## Assigned task
From the records below, transcribe only the lines running from the one with "Stress tensor (GPa, compression" through the one with "Run time: 7.7". Keep both of those end lines.

################
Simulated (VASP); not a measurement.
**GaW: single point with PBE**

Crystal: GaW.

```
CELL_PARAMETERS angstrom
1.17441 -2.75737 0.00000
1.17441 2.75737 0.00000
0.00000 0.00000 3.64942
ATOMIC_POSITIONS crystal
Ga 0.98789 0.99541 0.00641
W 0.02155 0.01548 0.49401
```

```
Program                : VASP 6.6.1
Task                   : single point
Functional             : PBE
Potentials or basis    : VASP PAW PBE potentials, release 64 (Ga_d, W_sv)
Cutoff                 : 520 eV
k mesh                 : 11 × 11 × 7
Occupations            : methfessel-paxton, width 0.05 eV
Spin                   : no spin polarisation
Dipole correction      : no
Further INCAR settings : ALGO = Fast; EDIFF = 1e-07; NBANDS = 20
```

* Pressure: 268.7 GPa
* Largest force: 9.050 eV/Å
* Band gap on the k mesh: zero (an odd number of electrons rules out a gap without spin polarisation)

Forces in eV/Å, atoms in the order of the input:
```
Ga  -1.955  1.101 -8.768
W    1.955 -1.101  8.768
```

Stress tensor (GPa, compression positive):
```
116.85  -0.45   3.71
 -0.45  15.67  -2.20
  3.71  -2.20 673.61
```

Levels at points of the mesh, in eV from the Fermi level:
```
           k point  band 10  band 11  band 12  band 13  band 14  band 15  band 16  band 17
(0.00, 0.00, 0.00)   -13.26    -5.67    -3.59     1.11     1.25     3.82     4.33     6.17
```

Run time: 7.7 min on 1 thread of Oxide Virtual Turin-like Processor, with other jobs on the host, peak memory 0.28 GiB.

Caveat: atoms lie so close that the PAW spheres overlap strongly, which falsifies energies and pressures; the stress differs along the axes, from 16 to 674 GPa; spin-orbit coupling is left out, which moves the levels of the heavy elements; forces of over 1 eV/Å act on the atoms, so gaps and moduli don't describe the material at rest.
################

## Task result
Stress tensor (GPa, compression positive):
```
116.85  -0.45   3.71
 -0.45  15.67  -2.20
  3.71  -2.20 673.61
```

Levels at points of the mesh, in eV from the Fermi level:
```
           k point  band 10  band 11  band 12  band 13  band 14  band 15  band 16  band 17
(0.00, 0.00, 0.00)   -13.26    -5.67    -3.59     1.11     1.25     3.82     4.33     6.17
```

Run time: 7.7 min on 1 thread of Oxide Virtual Turin-like Processor, with other jobs on the host, peak memory 0.28 GiB.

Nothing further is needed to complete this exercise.